Extracted data section start
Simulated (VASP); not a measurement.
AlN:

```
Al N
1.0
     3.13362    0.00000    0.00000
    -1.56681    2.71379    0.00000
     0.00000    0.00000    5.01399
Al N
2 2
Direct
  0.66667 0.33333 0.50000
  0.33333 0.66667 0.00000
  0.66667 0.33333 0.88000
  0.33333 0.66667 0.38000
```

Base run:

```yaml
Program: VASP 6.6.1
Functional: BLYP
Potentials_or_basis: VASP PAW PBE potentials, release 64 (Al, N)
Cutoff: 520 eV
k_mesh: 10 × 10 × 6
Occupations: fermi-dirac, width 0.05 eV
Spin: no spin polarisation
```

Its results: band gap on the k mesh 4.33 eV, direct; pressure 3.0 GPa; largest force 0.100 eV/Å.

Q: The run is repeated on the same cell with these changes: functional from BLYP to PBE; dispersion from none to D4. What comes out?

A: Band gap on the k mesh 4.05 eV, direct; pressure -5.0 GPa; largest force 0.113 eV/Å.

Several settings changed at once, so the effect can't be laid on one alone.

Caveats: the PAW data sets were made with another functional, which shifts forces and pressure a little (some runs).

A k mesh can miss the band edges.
Extracted data section end

§ **Work request**:
Produce a word-for-word copy of everything above from the line holding "Its results: band" down to the line holding "Q: The run is", with both of those lines kept.

§ **Your response**:
Its results: band gap on the k mesh 4.33 eV, direct; pressure 3.0 GPa; largest force 0.100 eV/Å.

Q: The run is repeated on the same cell with these changes: functional from BLYP to PBE; dispersion from none to D4. What comes out?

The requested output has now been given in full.